Copy each entry as it stands, leaving nothing out.

[LISTED RECORDS — start]

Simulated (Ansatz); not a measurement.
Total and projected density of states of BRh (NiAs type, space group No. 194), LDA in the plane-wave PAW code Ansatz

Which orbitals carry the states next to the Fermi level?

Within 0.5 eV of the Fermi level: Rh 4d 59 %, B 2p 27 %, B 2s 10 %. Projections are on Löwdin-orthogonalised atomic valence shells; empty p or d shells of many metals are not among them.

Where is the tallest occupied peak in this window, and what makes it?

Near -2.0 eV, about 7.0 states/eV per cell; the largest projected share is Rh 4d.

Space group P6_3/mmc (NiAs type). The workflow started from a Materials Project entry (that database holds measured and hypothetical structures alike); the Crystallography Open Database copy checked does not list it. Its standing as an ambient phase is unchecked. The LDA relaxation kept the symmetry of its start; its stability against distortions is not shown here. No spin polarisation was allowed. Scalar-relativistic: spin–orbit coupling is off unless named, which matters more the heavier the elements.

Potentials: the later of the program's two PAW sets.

[LISTED RECORDS — finish]

## ANSWER AREA
Simulated (Ansatz); not a measurement.
Total and projected density of states of BRh (NiAs type, space group No. 194), LDA in the plane-wave PAW code Ansatz

Which orbitals carry the states next to the Fermi level?

Within 0.5 eV of the Fermi level: Rh 4d 59 %, B 2p 27 %, B 2s 10 %. Projections are on Löwdin-orthogonalised atomic valence shells; empty p or d shells of many metals are not among them.

Where is the tallest occupied peak in this window, and what makes it?

Near -2.0 eV, about 7.0 states/eV per cell; the largest projected share is Rh 4d.

Space group P6_3/mmc (NiAs type). The workflow started from a Materials Project entry (that database holds measured and hypothetical structures alike); the Crystallography Open Database copy checked does not list it. Its standing as an ambient phase is unchecked. The LDA relaxation kept the symmetry of its start; its stability against distortions is not shown here. No spin polarisation was allowed. Scalar-relativistic: spin–orbit coupling is off unless named, which matters more the heavier the elements.

Potentials: the later of the program's two PAW sets.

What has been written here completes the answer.